Segment Start: Study material
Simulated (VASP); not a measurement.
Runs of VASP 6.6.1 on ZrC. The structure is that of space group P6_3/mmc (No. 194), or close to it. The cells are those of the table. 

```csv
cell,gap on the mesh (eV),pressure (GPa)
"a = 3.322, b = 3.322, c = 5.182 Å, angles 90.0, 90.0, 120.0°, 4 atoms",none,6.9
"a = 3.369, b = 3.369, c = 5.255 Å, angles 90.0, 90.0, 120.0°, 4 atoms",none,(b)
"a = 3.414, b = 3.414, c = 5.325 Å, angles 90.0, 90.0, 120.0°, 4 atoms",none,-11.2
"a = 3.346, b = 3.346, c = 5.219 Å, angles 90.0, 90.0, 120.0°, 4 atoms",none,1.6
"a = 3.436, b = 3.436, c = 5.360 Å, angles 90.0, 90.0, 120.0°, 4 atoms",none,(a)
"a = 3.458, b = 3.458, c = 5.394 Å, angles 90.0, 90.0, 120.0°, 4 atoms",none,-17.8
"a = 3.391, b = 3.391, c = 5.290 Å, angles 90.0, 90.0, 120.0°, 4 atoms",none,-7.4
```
Segment End: Study material

*Assignment*. Every entry above needs to be copied exactly.

*Answer space*.
Simulated (VASP); not a measurement.
Runs of VASP 6.6.1 on ZrC. The structure is that of space group P6_3/mmc (No. 194), or close to it. The cells are those of the table. 

```csv
cell,gap on the mesh (eV),pressure (GPa)
"a = 3.322, b = 3.322, c = 5.182 Å, angles 90.0, 90.0, 120.0°, 4 atoms",none,6.9
"a = 3.369, b = 3.369, c = 5.255 Å, angles 90.0, 90.0, 120.0°, 4 atoms",none,(b)
"a = 3.414, b = 3.414, c = 5.325 Å, angles 90.0, 90.0, 120.0°, 4 atoms",none,-11.2
"a = 3.346, b = 3.346, c = 5.219 Å, angles 90.0, 90.0, 120.0°, 4 atoms",none,1.6
"a = 3.436, b = 3.436, c = 5.360 Å, angles 90.0, 90.0, 120.0°, 4 atoms",none,(a)
"a = 3.458, b = 3.458, c = 5.394 Å, angles 90.0, 90.0, 120.0°, 4 atoms",none,-17.8
"a = 3.391, b = 3.391, c = 5.290 Å, angles 90.0, 90.0, 120.0°, 4 atoms",none,-7.4
```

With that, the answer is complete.